::::::::::
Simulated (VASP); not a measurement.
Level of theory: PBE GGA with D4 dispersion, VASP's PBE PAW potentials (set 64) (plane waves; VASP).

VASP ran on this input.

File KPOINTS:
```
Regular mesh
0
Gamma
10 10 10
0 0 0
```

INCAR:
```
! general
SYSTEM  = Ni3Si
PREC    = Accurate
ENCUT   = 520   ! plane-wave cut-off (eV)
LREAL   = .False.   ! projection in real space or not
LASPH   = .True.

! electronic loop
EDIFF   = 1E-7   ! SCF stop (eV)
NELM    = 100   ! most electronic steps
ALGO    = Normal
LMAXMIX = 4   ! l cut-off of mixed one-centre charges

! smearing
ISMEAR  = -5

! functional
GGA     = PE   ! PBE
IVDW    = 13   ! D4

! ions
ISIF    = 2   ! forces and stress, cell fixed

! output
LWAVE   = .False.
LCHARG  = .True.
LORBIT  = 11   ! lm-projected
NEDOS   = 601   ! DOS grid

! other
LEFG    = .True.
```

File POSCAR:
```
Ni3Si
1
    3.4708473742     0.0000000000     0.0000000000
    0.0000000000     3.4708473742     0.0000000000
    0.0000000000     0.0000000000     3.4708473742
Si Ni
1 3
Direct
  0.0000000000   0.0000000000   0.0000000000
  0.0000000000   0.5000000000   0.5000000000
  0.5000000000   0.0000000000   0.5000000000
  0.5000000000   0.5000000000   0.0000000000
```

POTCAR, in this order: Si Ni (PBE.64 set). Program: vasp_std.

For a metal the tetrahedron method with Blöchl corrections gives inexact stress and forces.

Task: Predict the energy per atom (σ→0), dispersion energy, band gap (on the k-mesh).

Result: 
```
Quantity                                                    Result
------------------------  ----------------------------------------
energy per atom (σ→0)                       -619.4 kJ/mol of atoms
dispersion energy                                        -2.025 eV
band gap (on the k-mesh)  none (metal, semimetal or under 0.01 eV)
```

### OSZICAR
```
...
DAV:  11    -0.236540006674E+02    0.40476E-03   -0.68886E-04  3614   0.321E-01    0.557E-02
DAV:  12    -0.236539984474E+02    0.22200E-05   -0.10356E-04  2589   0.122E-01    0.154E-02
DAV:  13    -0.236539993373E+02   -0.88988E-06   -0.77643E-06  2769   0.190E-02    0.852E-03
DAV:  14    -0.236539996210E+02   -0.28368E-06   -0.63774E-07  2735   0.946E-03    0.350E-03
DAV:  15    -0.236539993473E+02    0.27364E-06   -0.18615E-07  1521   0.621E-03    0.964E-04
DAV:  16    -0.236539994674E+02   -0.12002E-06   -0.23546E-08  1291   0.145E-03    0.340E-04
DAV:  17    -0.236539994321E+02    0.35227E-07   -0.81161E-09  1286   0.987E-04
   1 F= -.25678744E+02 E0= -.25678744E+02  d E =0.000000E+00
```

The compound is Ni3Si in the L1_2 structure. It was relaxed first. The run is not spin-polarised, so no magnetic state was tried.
::::::::::

◆ **Task item**:
Write out a verbatim copy of the data, beginning with its first line and ending with the line that contains "For a metal".

◆ **Result**:
Simulated (VASP); not a measurement.
Level of theory: PBE GGA with D4 dispersion, VASP's PBE PAW potentials (set 64) (plane waves; VASP).

VASP ran on this input.

File KPOINTS:
```
Regular mesh
0
Gamma
10 10 10
0 0 0
```

INCAR:
```
! general
SYSTEM  = Ni3Si
PREC    = Accurate
ENCUT   = 520   ! plane-wave cut-off (eV)
LREAL   = .False.   ! projection in real space or not
LASPH   = .True.

! electronic loop
EDIFF   = 1E-7   ! SCF stop (eV)
NELM    = 100   ! most electronic steps
ALGO    = Normal
LMAXMIX = 4   ! l cut-off of mixed one-centre charges

! smearing
ISMEAR  = -5

! functional
GGA     = PE   ! PBE
IVDW    = 13   ! D4

! ions
ISIF    = 2   ! forces and stress, cell fixed

! output
LWAVE   = .False.
LCHARG  = .True.
LORBIT  = 11   ! lm-projected
NEDOS   = 601   ! DOS grid

! other
LEFG    = .True.
```

File POSCAR:
```
Ni3Si
1
    3.4708473742     0.0000000000     0.0000000000
    0.0000000000     3.4708473742     0.0000000000
    0.0000000000     0.0000000000     3.4708473742
Si Ni
1 3
Direct
  0.0000000000   0.0000000000   0.0000000000
  0.0000000000   0.5000000000   0.5000000000
  0.5000000000   0.0000000000   0.5000000000
  0.5000000000   0.5000000000   0.0000000000
```

POTCAR, in this order: Si Ni (PBE.64 set). Program: vasp_std.

For a metal the tetrahedron method with Blöchl corrections gives inexact stress and forces.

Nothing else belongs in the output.